Work instruction:
Would you return every entry below without a single difference?

Start of Dataset content
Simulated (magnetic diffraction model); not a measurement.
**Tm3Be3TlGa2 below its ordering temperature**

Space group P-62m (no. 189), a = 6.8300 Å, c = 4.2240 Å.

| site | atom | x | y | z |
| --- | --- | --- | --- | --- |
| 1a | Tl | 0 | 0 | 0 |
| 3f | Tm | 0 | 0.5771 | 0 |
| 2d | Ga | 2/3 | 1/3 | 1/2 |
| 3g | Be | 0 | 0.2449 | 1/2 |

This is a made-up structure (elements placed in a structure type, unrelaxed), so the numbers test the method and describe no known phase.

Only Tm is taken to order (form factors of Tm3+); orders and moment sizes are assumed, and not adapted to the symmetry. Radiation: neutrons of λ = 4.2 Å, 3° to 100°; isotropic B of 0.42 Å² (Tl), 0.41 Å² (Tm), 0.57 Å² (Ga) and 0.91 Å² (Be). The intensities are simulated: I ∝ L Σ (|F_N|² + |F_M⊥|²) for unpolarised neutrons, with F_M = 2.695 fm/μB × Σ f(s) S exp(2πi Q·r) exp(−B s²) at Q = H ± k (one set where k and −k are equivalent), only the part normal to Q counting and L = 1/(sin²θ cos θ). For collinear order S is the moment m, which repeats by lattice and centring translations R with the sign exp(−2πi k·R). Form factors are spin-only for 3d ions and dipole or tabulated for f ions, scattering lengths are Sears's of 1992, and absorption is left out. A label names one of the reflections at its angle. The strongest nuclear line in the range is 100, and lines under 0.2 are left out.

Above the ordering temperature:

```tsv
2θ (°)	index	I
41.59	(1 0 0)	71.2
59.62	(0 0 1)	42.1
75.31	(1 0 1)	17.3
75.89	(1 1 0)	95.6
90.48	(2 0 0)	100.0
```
End of Dataset content

Task response:
Simulated (magnetic diffraction model); not a measurement.
**Tm3Be3TlGa2 below its ordering temperature**

Space group P-62m (no. 189), a = 6.8300 Å, c = 4.2240 Å.

| site | atom | x | y | z |
| --- | --- | --- | --- | --- |
| 1a | Tl | 0 | 0 | 0 |
| 3f | Tm | 0 | 0.5771 | 0 |
| 2d | Ga | 2/3 | 1/3 | 1/2 |
| 3g | Be | 0 | 0.2449 | 1/2 |

This is a made-up structure (elements placed in a structure type, unrelaxed), so the numbers test the method and describe no known phase.

Only Tm is taken to order (form factors of Tm3+); orders and moment sizes are assumed, and not adapted to the symmetry. Radiation: neutrons of λ = 4.2 Å, 3° to 100°; isotropic B of 0.42 Å² (Tl), 0.41 Å² (Tm), 0.57 Å² (Ga) and 0.91 Å² (Be). The intensities are simulated: I ∝ L Σ (|F_N|² + |F_M⊥|²) for unpolarised neutrons, with F_M = 2.695 fm/μB × Σ f(s) S exp(2πi Q·r) exp(−B s²) at Q = H ± k (one set where k and −k are equivalent), only the part normal to Q counting and L = 1/(sin²θ cos θ). For collinear order S is the moment m, which repeats by lattice and centring translations R with the sign exp(−2πi k·R). Form factors are spin-only for 3d ions and dipole or tabulated for f ions, scattering lengths are Sears's of 1992, and absorption is left out. A label names one of the reflections at its angle. The strongest nuclear line in the range is 100, and lines under 0.2 are left out.

Above the ordering temperature:

```tsv
2θ (°)	index	I
41.59	(1 0 0)	71.2
59.62	(0 0 1)	42.1
75.31	(1 0 1)	17.3
75.89	(1 1 0)	95.6
90.48	(2 0 0)	100.0
```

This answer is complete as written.